Action item: For every entry below, retype it exactly as it reads.

Data to examine:
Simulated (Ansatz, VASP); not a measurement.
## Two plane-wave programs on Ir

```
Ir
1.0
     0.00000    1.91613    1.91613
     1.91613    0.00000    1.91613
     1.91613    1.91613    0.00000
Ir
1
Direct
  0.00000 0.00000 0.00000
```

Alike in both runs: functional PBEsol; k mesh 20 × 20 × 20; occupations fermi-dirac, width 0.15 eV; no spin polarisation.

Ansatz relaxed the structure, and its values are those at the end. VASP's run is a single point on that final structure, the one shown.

Answer box:
Simulated (Ansatz, VASP); not a measurement.
## Two plane-wave programs on Ir

```
Ir
1.0
     0.00000    1.91613    1.91613
     1.91613    0.00000    1.91613
     1.91613    1.91613    0.00000
Ir
1
Direct
  0.00000 0.00000 0.00000
```

Alike in both runs: functional PBEsol; k mesh 20 × 20 × 20; occupations fermi-dirac, width 0.15 eV; no spin polarisation.

Ansatz relaxed the structure, and its values are those at the end. VASP's run is a single point on that final structure, the one shown.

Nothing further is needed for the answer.